§ WORK ITEM
Reproduce the entries from their first line up to and including the line with "11.27 | 297.95 |". Leave out everything after it.

- Opening Delimiter -

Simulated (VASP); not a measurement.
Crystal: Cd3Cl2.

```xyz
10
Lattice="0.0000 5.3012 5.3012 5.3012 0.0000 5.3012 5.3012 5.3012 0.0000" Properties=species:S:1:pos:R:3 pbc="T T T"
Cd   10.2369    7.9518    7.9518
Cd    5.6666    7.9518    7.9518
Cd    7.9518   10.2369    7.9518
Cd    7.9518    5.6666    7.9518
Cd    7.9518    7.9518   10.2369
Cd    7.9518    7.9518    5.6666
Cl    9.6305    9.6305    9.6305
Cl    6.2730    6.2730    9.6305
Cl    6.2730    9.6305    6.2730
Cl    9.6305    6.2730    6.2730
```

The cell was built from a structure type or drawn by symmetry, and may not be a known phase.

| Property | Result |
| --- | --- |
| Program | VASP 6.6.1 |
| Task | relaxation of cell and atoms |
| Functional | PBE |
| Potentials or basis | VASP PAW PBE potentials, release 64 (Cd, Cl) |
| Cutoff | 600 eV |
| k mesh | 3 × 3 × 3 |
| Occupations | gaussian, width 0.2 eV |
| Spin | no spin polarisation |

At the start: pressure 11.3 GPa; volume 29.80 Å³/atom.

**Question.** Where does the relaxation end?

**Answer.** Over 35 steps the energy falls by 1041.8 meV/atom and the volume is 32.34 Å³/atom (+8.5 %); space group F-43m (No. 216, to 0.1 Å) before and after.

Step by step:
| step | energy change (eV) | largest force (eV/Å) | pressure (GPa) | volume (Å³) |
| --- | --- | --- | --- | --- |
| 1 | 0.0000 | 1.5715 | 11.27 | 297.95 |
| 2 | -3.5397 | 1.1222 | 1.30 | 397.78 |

- Closing Delimiter -

§ EXPECTED ANSWER
Simulated (VASP); not a measurement.
Crystal: Cd3Cl2.

```xyz
10
Lattice="0.0000 5.3012 5.3012 5.3012 0.0000 5.3012 5.3012 5.3012 0.0000" Properties=species:S:1:pos:R:3 pbc="T T T"
Cd   10.2369    7.9518    7.9518
Cd    5.6666    7.9518    7.9518
Cd    7.9518   10.2369    7.9518
Cd    7.9518    5.6666    7.9518
Cd    7.9518    7.9518   10.2369
Cd    7.9518    7.9518    5.6666
Cl    9.6305    9.6305    9.6305
Cl    6.2730    6.2730    9.6305
Cl    6.2730    9.6305    6.2730
Cl    9.6305    6.2730    6.2730
```

The cell was built from a structure type or drawn by symmetry, and may not be a known phase.

| Property | Result |
| --- | --- |
| Program | VASP 6.6.1 |
| Task | relaxation of cell and atoms |
| Functional | PBE |
| Potentials or basis | VASP PAW PBE potentials, release 64 (Cd, Cl) |
| Cutoff | 600 eV |
| k mesh | 3 × 3 × 3 |
| Occupations | gaussian, width 0.2 eV |
| Spin | no spin polarisation |

At the start: pressure 11.3 GPa; volume 29.80 Å³/atom.

**Question.** Where does the relaxation end?

**Answer.** Over 35 steps the energy falls by 1041.8 meV/atom and the volume is 32.34 Å³/atom (+8.5 %); space group F-43m (No. 216, to 0.1 Å) before and after.

Step by step:
| step | energy change (eV) | largest force (eV/Å) | pressure (GPa) | volume (Å³) |
| --- | --- | --- | --- | --- |
| 1 | 0.0000 | 1.5715 | 11.27 | 297.95 |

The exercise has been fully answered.